Extracted information section start
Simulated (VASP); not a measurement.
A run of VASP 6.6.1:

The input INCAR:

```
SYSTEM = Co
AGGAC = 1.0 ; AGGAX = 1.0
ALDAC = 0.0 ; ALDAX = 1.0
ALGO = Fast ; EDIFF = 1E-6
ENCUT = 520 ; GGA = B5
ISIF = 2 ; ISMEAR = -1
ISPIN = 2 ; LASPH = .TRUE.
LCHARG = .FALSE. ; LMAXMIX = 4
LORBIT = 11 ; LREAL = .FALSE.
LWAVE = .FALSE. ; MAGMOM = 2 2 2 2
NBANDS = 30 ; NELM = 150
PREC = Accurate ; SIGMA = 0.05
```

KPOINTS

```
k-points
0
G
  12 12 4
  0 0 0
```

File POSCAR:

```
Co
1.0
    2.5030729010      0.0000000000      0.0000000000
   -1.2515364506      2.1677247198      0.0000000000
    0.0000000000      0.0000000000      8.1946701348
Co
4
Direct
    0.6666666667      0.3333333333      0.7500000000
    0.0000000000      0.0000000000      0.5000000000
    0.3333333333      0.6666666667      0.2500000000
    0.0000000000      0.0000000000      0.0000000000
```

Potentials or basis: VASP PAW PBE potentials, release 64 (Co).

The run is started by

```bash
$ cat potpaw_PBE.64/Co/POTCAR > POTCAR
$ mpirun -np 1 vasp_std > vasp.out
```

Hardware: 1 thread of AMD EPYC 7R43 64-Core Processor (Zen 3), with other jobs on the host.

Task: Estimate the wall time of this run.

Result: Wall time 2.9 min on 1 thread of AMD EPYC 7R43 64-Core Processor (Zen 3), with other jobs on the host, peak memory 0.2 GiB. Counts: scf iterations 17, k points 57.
Extracted information section end

• **Assigned task**
Set the entries down again exactly, beginning with their first line and ending with the line that contains "Hardware: 1 thread"; omit all other lines.

• **Answer space**
Simulated (VASP); not a measurement.
A run of VASP 6.6.1:

The input INCAR:

```
SYSTEM = Co
AGGAC = 1.0 ; AGGAX = 1.0
ALDAC = 0.0 ; ALDAX = 1.0
ALGO = Fast ; EDIFF = 1E-6
ENCUT = 520 ; GGA = B5
ISIF = 2 ; ISMEAR = -1
ISPIN = 2 ; LASPH = .TRUE.
LCHARG = .FALSE. ; LMAXMIX = 4
LORBIT = 11 ; LREAL = .FALSE.
LWAVE = .FALSE. ; MAGMOM = 2 2 2 2
NBANDS = 30 ; NELM = 150
PREC = Accurate ; SIGMA = 0.05
```

KPOINTS

```
k-points
0
G
  12 12 4
  0 0 0
```

File POSCAR:

```
Co
1.0
    2.5030729010      0.0000000000      0.0000000000
   -1.2515364506      2.1677247198      0.0000000000
    0.0000000000      0.0000000000      8.1946701348
Co
4
Direct
    0.6666666667      0.3333333333      0.7500000000
    0.0000000000      0.0000000000      0.5000000000
    0.3333333333      0.6666666667      0.2500000000
    0.0000000000      0.0000000000      0.0000000000
```

Potentials or basis: VASP PAW PBE potentials, release 64 (Co).

The run is started by

```bash
$ cat potpaw_PBE.64/Co/POTCAR > POTCAR
$ mpirun -np 1 vasp_std > vasp.out
```

Hardware: 1 thread of AMD EPYC 7R43 64-Core Processor (Zen 3), with other jobs on the host.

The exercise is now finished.